GIVEN DATA –
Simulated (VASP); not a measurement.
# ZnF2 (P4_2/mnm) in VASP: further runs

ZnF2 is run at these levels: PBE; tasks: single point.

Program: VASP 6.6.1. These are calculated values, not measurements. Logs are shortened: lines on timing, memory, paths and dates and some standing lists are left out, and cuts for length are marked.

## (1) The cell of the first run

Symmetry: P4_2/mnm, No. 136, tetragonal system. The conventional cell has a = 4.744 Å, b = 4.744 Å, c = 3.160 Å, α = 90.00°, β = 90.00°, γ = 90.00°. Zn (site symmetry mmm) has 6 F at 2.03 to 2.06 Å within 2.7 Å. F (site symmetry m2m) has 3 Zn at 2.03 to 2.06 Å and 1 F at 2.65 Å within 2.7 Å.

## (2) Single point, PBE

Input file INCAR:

ASSIGNMENT –
Would you please reproduce the records above exactly, only from their first line through the line holding "## (2) Single point, PBE", with both ends included?

REPLY –
Simulated (VASP); not a measurement.
# ZnF2 (P4_2/mnm) in VASP: further runs

ZnF2 is run at these levels: PBE; tasks: single point.

Program: VASP 6.6.1. These are calculated values, not measurements. Logs are shortened: lines on timing, memory, paths and dates and some standing lists are left out, and cuts for length are marked.

## (1) The cell of the first run

Symmetry: P4_2/mnm, No. 136, tetragonal system. The conventional cell has a = 4.744 Å, b = 4.744 Å, c = 3.160 Å, α = 90.00°, β = 90.00°, γ = 90.00°. Zn (site symmetry mmm) has 6 F at 2.03 to 2.06 Å within 2.7 Å. F (site symmetry m2m) has 3 Zn at 2.03 to 2.06 Å and 1 F at 2.65 Å within 2.7 Å.

## (2) Single point, PBE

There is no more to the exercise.